▶ Required action
In the records below, find the line that contains "Result: gap on" and the line that contains "VASP's potentials were", then retype exactly those two lines and every line between them.

▶ Stored data
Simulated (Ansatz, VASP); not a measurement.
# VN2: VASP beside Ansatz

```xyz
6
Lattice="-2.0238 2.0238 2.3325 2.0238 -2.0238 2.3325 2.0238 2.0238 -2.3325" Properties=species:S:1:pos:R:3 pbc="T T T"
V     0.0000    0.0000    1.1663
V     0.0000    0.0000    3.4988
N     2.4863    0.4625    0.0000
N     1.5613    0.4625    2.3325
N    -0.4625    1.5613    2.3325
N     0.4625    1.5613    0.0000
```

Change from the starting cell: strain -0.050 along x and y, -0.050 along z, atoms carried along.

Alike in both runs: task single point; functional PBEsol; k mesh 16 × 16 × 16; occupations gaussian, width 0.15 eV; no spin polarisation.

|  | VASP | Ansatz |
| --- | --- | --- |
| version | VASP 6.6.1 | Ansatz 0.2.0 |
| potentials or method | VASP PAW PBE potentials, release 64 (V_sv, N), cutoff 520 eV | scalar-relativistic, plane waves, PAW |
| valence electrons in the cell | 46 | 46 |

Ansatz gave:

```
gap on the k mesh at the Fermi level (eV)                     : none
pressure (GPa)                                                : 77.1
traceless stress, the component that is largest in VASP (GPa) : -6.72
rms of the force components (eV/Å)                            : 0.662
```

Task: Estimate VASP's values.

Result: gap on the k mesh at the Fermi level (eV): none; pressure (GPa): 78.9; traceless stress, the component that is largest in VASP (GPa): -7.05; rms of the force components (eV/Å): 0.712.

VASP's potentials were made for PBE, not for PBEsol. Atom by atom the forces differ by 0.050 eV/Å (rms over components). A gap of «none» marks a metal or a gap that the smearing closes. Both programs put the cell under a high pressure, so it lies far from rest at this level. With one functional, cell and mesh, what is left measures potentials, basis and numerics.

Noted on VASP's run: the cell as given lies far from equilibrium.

▶ Answer section
Result: gap on the k mesh at the Fermi level (eV): none; pressure (GPa): 78.9; traceless stress, the component that is largest in VASP (GPa): -7.05; rms of the force components (eV/Å): 0.712.

VASP's potentials were made for PBE, not for PBEsol. Atom by atom the forces differ by 0.050 eV/Å (rms over components). A gap of «none» marks a metal or a gap that the smearing closes. Both programs put the cell under a high pressure, so it lies far from rest at this level. With one functional, cell and mesh, what is left measures potentials, basis and numerics.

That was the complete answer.